### Data supplied
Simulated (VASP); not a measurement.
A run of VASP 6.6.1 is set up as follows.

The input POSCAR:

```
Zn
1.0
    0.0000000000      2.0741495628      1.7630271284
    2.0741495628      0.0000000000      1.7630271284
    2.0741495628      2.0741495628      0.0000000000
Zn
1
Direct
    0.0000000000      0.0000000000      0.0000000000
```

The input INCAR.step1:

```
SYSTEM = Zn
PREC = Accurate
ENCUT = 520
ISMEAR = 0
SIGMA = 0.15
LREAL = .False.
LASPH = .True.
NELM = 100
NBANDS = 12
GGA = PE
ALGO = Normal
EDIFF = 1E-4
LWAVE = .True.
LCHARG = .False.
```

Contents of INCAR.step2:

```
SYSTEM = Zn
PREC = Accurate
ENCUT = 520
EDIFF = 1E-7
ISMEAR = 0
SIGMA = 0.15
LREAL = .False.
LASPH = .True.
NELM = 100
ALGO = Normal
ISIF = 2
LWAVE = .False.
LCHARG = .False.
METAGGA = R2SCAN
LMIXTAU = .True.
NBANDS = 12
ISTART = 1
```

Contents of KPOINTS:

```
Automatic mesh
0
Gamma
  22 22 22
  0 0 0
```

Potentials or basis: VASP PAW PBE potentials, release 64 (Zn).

### Requirement
Return the lines above exactly, keeping every word.

### Task response
Simulated (VASP); not a measurement.
A run of VASP 6.6.1 is set up as follows.

The input POSCAR:

```
Zn
1.0
    0.0000000000      2.0741495628      1.7630271284
    2.0741495628      0.0000000000      1.7630271284
    2.0741495628      2.0741495628      0.0000000000
Zn
1
Direct
    0.0000000000      0.0000000000      0.0000000000
```

The input INCAR.step1:

```
SYSTEM = Zn
PREC = Accurate
ENCUT = 520
ISMEAR = 0
SIGMA = 0.15
LREAL = .False.
LASPH = .True.
NELM = 100
NBANDS = 12
GGA = PE
ALGO = Normal
EDIFF = 1E-4
LWAVE = .True.
LCHARG = .False.
```

Contents of INCAR.step2:

```
SYSTEM = Zn
PREC = Accurate
ENCUT = 520
EDIFF = 1E-7
ISMEAR = 0
SIGMA = 0.15
LREAL = .False.
LASPH = .True.
NELM = 100
ALGO = Normal
ISIF = 2
LWAVE = .False.
LCHARG = .False.
METAGGA = R2SCAN
LMIXTAU = .True.
NBANDS = 12
ISTART = 1
```

Contents of KPOINTS:

```
Automatic mesh
0
Gamma
  22 22 22
  0 0 0
```

Potentials or basis: VASP PAW PBE potentials, release 64 (Zn).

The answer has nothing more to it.